Required action
Nothing should differ between your answer and the records.

┄┄┄┄┄┄

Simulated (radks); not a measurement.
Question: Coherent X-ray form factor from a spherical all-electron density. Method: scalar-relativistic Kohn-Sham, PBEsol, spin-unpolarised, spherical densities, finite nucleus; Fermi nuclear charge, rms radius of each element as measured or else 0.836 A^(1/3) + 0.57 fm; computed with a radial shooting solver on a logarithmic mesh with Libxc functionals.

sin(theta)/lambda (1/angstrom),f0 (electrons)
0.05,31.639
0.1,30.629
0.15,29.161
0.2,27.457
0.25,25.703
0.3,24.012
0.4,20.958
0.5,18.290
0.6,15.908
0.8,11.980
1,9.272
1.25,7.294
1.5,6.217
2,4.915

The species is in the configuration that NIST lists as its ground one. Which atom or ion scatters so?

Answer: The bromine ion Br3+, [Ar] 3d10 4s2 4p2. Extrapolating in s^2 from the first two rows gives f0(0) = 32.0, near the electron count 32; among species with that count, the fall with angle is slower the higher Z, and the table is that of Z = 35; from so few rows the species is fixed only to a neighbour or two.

┄┄┄┄┄┄

Task response
Simulated (radks); not a measurement.
Question: Coherent X-ray form factor from a spherical all-electron density. Method: scalar-relativistic Kohn-Sham, PBEsol, spin-unpolarised, spherical densities, finite nucleus; Fermi nuclear charge, rms radius of each element as measured or else 0.836 A^(1/3) + 0.57 fm; computed with a radial shooting solver on a logarithmic mesh with Libxc functionals.

sin(theta)/lambda (1/angstrom),f0 (electrons)
0.05,31.639
0.1,30.629
0.15,29.161
0.2,27.457
0.25,25.703
0.3,24.012
0.4,20.958
0.5,18.290
0.6,15.908
0.8,11.980
1,9.272
1.25,7.294
1.5,6.217
2,4.915

The species is in the configuration that NIST lists as its ground one. Which atom or ion scatters so?

Answer: The bromine ion Br3+, [Ar] 3d10 4s2 4p2. Extrapolating in s^2 from the first two rows gives f0(0) = 32.0, near the electron count 32; among species with that count, the fall with angle is slower the higher Z, and the table is that of Z = 35; from so few rows the species is fixed only to a neighbour or two.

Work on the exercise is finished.